#####
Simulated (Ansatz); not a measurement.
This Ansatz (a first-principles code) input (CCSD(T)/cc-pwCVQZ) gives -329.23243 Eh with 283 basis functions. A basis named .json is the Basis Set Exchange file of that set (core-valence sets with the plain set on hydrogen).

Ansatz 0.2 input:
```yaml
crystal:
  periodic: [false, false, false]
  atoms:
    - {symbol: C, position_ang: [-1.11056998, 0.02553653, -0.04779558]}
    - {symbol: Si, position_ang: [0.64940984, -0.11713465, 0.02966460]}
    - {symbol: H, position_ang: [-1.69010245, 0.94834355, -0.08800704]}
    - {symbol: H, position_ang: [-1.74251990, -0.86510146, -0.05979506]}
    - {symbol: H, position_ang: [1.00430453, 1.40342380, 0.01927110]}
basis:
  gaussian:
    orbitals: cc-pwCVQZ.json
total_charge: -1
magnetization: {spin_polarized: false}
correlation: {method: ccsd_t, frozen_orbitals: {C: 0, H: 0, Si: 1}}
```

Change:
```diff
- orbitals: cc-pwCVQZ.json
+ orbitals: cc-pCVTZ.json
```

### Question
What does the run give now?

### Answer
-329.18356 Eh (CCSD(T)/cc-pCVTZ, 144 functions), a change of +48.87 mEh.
#####

### Assignment:
Would you return each line of the material above, unchanged, from the first one through the line where "This Ansatz (a" appears?

### Written solution:
Simulated (Ansatz); not a measurement.
This Ansatz (a first-principles code) input (CCSD(T)/cc-pwCVQZ) gives -329.23243 Eh with 283 basis functions. A basis named .json is the Basis Set Exchange file of that set (core-valence sets with the plain set on hydrogen).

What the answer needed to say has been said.